*** Opening Material supplied ***

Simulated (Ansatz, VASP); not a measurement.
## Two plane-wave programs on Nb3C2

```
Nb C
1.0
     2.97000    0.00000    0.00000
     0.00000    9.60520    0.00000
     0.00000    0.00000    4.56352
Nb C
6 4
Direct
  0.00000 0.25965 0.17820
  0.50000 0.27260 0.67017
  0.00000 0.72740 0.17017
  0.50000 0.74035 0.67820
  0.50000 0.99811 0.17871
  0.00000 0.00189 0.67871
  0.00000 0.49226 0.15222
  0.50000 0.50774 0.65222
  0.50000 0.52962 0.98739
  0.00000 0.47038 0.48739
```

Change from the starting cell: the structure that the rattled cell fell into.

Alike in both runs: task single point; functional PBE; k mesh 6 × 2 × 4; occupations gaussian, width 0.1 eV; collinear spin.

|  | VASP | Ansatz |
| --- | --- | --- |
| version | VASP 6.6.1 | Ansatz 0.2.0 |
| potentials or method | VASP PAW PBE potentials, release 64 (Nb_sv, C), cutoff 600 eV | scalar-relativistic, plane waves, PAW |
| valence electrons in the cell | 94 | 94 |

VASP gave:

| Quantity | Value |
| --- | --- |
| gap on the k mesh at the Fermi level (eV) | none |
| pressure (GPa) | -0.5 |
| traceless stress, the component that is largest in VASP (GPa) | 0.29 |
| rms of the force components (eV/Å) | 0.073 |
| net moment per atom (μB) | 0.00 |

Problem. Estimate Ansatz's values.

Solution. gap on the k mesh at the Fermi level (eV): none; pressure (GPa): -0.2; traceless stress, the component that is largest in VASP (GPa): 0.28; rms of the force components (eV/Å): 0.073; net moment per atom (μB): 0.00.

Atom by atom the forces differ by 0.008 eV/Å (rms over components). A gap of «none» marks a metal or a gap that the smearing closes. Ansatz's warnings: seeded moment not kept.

*** Closing Material supplied ***

Action item: Every line from the top of the material through the line containing "Ansatz 0.2.0 |" must be transcribed exactly, and no other line may appear.

Reply:
Simulated (Ansatz, VASP); not a measurement.
## Two plane-wave programs on Nb3C2

```
Nb C
1.0
     2.97000    0.00000    0.00000
     0.00000    9.60520    0.00000
     0.00000    0.00000    4.56352
Nb C
6 4
Direct
  0.00000 0.25965 0.17820
  0.50000 0.27260 0.67017
  0.00000 0.72740 0.17017
  0.50000 0.74035 0.67820
  0.50000 0.99811 0.17871
  0.00000 0.00189 0.67871
  0.00000 0.49226 0.15222
  0.50000 0.50774 0.65222
  0.50000 0.52962 0.98739
  0.00000 0.47038 0.48739
```

Change from the starting cell: the structure that the rattled cell fell into.

Alike in both runs: task single point; functional PBE; k mesh 6 × 2 × 4; occupations gaussian, width 0.1 eV; collinear spin.

|  | VASP | Ansatz |
| --- | --- | --- |
| version | VASP 6.6.1 | Ansatz 0.2.0 |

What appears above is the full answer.